### Assignment:
Copy out all of the entries exactly as they appear.

### Record set:
[Start of Attachment]
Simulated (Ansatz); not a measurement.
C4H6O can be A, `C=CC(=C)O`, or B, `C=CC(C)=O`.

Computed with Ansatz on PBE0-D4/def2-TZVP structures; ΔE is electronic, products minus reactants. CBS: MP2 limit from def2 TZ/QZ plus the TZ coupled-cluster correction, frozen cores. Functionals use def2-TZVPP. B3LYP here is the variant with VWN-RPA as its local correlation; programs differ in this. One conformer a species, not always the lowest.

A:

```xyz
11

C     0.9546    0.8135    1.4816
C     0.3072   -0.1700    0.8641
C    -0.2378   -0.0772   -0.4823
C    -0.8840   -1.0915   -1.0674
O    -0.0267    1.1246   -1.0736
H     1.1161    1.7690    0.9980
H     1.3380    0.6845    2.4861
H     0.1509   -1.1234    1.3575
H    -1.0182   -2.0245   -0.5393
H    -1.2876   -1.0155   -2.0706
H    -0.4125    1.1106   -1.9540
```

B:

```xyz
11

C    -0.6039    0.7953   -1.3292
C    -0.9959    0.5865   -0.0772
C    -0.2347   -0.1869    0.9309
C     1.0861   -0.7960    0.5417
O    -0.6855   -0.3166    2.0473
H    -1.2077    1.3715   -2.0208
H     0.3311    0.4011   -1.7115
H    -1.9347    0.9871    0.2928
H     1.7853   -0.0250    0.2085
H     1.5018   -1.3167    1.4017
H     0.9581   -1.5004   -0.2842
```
[End of Attachment]

### Task output:
Simulated (Ansatz); not a measurement.
C4H6O can be A, `C=CC(=C)O`, or B, `C=CC(C)=O`.

Computed with Ansatz on PBE0-D4/def2-TZVP structures; ΔE is electronic, products minus reactants. CBS: MP2 limit from def2 TZ/QZ plus the TZ coupled-cluster correction, frozen cores. Functionals use def2-TZVPP. B3LYP here is the variant with VWN-RPA as its local correlation; programs differ in this. One conformer a species, not always the lowest.

A:

```xyz
11

C     0.9546    0.8135    1.4816
C     0.3072   -0.1700    0.8641
C    -0.2378   -0.0772   -0.4823
C    -0.8840   -1.0915   -1.0674
O    -0.0267    1.1246   -1.0736
H     1.1161    1.7690    0.9980
H     1.3380    0.6845    2.4861
H     0.1509   -1.1234    1.3575
H    -1.0182   -2.0245   -0.5393
H    -1.2876   -1.0155   -2.0706
H    -0.4125    1.1106   -1.9540
```

B:

```xyz
11

C    -0.6039    0.7953   -1.3292
C    -0.9959    0.5865   -0.0772
C    -0.2347   -0.1869    0.9309
C     1.0861   -0.7960    0.5417
O    -0.6855   -0.3166    2.0473
H    -1.2077    1.3715   -2.0208
H     0.3311    0.4011   -1.7115
H    -1.9347    0.9871    0.2928
H     1.7853   -0.0250    0.2085
H     1.5018   -1.3167    1.4017
H     0.9581   -1.5004   -0.2842
```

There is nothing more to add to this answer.